== Segment start ==
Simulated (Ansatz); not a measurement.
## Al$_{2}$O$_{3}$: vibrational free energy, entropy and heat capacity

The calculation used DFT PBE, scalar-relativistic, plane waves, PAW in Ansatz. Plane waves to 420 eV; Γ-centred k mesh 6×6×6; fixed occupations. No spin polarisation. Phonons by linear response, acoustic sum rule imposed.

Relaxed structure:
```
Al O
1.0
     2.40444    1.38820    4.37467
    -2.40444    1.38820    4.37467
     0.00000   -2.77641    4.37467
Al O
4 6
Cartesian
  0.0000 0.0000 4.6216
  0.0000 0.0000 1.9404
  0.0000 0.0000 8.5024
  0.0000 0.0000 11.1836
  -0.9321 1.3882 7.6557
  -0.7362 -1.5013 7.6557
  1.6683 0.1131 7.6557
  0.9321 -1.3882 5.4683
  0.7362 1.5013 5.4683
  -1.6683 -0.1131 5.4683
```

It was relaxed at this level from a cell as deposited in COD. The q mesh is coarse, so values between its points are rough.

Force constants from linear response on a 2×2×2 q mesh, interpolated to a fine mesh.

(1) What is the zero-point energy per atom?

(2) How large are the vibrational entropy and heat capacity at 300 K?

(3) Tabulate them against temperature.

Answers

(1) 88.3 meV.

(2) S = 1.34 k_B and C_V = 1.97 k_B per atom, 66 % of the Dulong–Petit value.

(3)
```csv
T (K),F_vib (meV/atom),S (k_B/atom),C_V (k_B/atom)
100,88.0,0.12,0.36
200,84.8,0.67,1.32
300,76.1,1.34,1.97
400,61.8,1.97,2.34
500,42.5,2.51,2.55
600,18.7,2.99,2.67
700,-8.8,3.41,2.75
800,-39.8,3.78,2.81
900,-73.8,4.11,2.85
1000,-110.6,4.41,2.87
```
== Segment end ==

**Task item:** Beginning at the line above that contains "It was relaxed", return each line exactly through the line that contains "(1) What is the zero-point energy per atom?", and no others.

**Exercise solution:**
It was relaxed at this level from a cell as deposited in COD. The q mesh is coarse, so values between its points are rough.

Force constants from linear response on a 2×2×2 q mesh, interpolated to a fine mesh.

(1) What is the zero-point energy per atom?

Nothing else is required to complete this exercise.